**DATA TO EXAMINE**
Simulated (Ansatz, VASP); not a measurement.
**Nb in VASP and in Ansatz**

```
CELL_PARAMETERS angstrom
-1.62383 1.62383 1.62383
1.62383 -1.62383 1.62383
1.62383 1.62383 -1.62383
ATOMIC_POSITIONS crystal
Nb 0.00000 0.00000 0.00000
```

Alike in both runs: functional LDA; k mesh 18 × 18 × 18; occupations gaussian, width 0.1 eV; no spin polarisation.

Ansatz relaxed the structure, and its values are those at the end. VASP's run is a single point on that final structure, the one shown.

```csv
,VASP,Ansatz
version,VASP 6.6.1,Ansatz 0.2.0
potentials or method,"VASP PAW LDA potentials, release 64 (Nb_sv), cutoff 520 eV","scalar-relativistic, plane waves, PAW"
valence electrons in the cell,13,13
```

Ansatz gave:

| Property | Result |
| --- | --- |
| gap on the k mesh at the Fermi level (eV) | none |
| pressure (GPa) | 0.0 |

**WORK ITEM**
Type out again, exactly as written, the lines from the beginning of the material through the one containing "(eV) | none |".

**ANSWER AREA**
Simulated (Ansatz, VASP); not a measurement.
**Nb in VASP and in Ansatz**

```
CELL_PARAMETERS angstrom
-1.62383 1.62383 1.62383
1.62383 -1.62383 1.62383
1.62383 1.62383 -1.62383
ATOMIC_POSITIONS crystal
Nb 0.00000 0.00000 0.00000
```

Alike in both runs: functional LDA; k mesh 18 × 18 × 18; occupations gaussian, width 0.1 eV; no spin polarisation.

Ansatz relaxed the structure, and its values are those at the end. VASP's run is a single point on that final structure, the one shown.

```csv
,VASP,Ansatz
version,VASP 6.6.1,Ansatz 0.2.0
potentials or method,"VASP PAW LDA potentials, release 64 (Nb_sv), cutoff 520 eV","scalar-relativistic, plane waves, PAW"
valence electrons in the cell,13,13
```

Ansatz gave:

| Property | Result |
| --- | --- |
| gap on the k mesh at the Fermi level (eV) | none |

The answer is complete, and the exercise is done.